• [Exercise] Every line of the data is to be output verbatim.

• [Information shown]
++++++++++++++++++++

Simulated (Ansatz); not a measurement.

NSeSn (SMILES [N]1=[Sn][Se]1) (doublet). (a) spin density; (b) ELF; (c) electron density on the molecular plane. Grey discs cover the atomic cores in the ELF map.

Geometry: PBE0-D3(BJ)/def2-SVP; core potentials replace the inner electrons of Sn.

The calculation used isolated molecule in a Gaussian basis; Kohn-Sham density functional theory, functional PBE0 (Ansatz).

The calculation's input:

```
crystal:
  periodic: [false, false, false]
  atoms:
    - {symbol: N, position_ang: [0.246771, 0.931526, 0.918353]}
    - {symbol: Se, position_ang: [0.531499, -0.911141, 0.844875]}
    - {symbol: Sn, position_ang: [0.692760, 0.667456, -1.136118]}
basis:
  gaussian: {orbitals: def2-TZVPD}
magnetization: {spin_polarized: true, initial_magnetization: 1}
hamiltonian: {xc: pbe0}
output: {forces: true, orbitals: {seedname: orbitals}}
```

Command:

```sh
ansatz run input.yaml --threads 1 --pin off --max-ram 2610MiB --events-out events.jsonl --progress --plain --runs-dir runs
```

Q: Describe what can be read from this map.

++++++++++++++++++++

• [Response area]
Simulated (Ansatz); not a measurement.

NSeSn (SMILES [N]1=[Sn][Se]1) (doublet). (a) spin density; (b) ELF; (c) electron density on the molecular plane. Grey discs cover the atomic cores in the ELF map.

Geometry: PBE0-D3(BJ)/def2-SVP; core potentials replace the inner electrons of Sn.

The calculation used isolated molecule in a Gaussian basis; Kohn-Sham density functional theory, functional PBE0 (Ansatz).

The calculation's input:

```
crystal:
  periodic: [false, false, false]
  atoms:
    - {symbol: N, position_ang: [0.246771, 0.931526, 0.918353]}
    - {symbol: Se, position_ang: [0.531499, -0.911141, 0.844875]}
    - {symbol: Sn, position_ang: [0.692760, 0.667456, -1.136118]}
basis:
  gaussian: {orbitals: def2-TZVPD}
magnetization: {spin_polarized: true, initial_magnetization: 1}
hamiltonian: {xc: pbe0}
output: {forces: true, orbitals: {seedname: orbitals}}
```

Command:

```sh
ansatz run input.yaml --threads 1 --pin off --max-ram 2610MiB --events-out events.jsonl --progress --plain --runs-dir runs
```

Q: Describe what can be read from this map.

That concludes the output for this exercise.